* _Given data_:
'''

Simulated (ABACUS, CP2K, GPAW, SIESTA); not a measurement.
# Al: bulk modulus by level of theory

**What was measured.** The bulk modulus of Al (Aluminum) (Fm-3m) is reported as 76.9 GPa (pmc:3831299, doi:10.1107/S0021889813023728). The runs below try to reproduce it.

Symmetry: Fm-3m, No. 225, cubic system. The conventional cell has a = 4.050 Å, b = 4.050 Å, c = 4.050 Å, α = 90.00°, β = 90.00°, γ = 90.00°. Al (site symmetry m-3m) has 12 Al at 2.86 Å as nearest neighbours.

'''

* _Activity_: Please give all the entries above again, exactly as they stand.

* _Written reply_:
Simulated (ABACUS, CP2K, GPAW, SIESTA); not a measurement.
# Al: bulk modulus by level of theory

**What was measured.** The bulk modulus of Al (Aluminum) (Fm-3m) is reported as 76.9 GPa (pmc:3831299, doi:10.1107/S0021889813023728). The runs below try to reproduce it.

Symmetry: Fm-3m, No. 225, cubic system. The conventional cell has a = 4.050 Å, b = 4.050 Å, c = 4.050 Å, α = 90.00°, β = 90.00°, γ = 90.00°. Al (site symmetry m-3m) has 12 Al at 2.86 Å as nearest neighbours.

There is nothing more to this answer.